*** Block opens ***
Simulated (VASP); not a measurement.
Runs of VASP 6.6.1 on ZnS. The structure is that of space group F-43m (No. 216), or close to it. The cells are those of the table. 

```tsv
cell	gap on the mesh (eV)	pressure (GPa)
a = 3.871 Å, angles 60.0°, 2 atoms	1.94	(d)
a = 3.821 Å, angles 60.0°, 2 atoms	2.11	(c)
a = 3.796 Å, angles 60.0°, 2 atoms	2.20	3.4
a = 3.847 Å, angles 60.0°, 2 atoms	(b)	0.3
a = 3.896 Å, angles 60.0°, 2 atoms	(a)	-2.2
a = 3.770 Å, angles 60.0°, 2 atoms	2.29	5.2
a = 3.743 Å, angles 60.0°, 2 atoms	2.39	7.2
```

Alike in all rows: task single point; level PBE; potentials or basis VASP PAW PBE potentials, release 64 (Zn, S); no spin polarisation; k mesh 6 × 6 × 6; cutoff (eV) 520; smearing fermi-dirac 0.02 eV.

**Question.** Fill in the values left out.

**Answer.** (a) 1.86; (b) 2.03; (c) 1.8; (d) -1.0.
*** Block closes ***

■ **Assignment**: In the answer, each entry from the listing must be transcribed exactly.

■ **Exercise answer**:
Simulated (VASP); not a measurement.
Runs of VASP 6.6.1 on ZnS. The structure is that of space group F-43m (No. 216), or close to it. The cells are those of the table. 

```tsv
cell	gap on the mesh (eV)	pressure (GPa)
a = 3.871 Å, angles 60.0°, 2 atoms	1.94	(d)
a = 3.821 Å, angles 60.0°, 2 atoms	2.11	(c)
a = 3.796 Å, angles 60.0°, 2 atoms	2.20	3.4
a = 3.847 Å, angles 60.0°, 2 atoms	(b)	0.3
a = 3.896 Å, angles 60.0°, 2 atoms	(a)	-2.2
a = 3.770 Å, angles 60.0°, 2 atoms	2.29	5.2
a = 3.743 Å, angles 60.0°, 2 atoms	2.39	7.2
```

Alike in all rows: task single point; level PBE; potentials or basis VASP PAW PBE potentials, release 64 (Zn, S); no spin polarisation; k mesh 6 × 6 × 6; cutoff (eV) 520; smearing fermi-dirac 0.02 eV.

**Question.** Fill in the values left out.

**Answer.** (a) 1.86; (b) 2.03; (c) 1.8; (d) -1.0.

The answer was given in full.